▶ _Assigned task_
Give again, exactly as written, each line of the material below starting at the line that contains "## (1) The cell of the first run" and ending at the line that contains "Symmetry: P6/mmm, No.". Both ends count, and no other line does.

Start of Block

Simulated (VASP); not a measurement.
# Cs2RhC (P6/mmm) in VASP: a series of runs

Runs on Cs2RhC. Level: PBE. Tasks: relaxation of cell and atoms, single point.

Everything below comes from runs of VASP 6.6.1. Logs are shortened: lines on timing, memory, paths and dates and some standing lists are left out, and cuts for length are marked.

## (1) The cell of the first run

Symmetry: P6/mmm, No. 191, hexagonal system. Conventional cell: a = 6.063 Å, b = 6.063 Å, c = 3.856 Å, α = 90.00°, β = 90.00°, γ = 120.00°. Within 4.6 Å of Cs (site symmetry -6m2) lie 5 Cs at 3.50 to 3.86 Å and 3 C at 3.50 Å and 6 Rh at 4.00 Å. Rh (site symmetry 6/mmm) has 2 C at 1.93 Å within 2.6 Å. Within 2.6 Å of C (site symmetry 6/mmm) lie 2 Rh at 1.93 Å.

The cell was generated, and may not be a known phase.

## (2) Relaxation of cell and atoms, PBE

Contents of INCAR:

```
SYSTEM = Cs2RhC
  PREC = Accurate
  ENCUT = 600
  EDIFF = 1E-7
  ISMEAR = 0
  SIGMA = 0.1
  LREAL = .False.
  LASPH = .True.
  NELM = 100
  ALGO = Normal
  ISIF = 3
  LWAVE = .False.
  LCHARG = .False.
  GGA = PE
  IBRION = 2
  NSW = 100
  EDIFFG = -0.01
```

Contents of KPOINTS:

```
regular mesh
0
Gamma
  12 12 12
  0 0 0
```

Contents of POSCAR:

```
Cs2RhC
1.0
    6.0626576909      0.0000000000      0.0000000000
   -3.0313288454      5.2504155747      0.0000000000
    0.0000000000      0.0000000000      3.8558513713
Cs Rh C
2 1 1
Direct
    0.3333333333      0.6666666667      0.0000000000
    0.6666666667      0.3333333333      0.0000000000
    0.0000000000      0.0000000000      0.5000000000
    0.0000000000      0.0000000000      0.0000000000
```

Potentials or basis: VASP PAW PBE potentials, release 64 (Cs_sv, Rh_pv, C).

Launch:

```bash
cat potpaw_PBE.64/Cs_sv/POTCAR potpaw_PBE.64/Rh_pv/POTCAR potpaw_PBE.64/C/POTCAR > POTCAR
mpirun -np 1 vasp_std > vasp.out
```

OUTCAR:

End of Block

▶ _Response_
## (1) The cell of the first run

Symmetry: P6/mmm, No. 191, hexagonal system. Conventional cell: a = 6.063 Å, b = 6.063 Å, c = 3.856 Å, α = 90.00°, β = 90.00°, γ = 120.00°. Within 4.6 Å of Cs (site symmetry -6m2) lie 5 Cs at 3.50 to 3.86 Å and 3 C at 3.50 Å and 6 Rh at 4.00 Å. Rh (site symmetry 6/mmm) has 2 C at 1.93 Å within 2.6 Å. Within 2.6 Å of C (site symmetry 6/mmm) lie 2 Rh at 1.93 Å.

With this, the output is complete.